Brief:
Down to the last line, repeat the data below exactly.

Study material:

Content starts

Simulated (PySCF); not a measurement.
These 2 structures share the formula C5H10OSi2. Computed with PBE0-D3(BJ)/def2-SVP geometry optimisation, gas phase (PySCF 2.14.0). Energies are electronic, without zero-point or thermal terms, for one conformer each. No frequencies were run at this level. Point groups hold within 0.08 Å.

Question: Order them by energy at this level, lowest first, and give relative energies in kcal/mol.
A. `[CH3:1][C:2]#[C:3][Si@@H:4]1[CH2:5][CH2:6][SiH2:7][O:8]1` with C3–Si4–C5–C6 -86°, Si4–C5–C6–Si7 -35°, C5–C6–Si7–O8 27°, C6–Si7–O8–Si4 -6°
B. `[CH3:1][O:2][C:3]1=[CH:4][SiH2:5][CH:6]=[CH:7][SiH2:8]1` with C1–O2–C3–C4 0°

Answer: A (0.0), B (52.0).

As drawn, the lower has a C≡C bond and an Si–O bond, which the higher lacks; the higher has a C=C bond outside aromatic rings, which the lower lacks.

Content ends

Reply:
Simulated (PySCF); not a measurement.
These 2 structures share the formula C5H10OSi2. Computed with PBE0-D3(BJ)/def2-SVP geometry optimisation, gas phase (PySCF 2.14.0). Energies are electronic, without zero-point or thermal terms, for one conformer each. No frequencies were run at this level. Point groups hold within 0.08 Å.

Question: Order them by energy at this level, lowest first, and give relative energies in kcal/mol.
A. `[CH3:1][C:2]#[C:3][Si@@H:4]1[CH2:5][CH2:6][SiH2:7][O:8]1` with C3–Si4–C5–C6 -86°, Si4–C5–C6–Si7 -35°, C5–C6–Si7–O8 27°, C6–Si7–O8–Si4 -6°
B. `[CH3:1][O:2][C:3]1=[CH:4][SiH2:5][CH:6]=[CH:7][SiH2:8]1` with C1–O2–C3–C4 0°

Answer: A (0.0), B (52.0).

As drawn, the lower has a C≡C bond and an Si–O bond, which the higher lacks; the higher has a C=C bond outside aromatic rings, which the lower lacks.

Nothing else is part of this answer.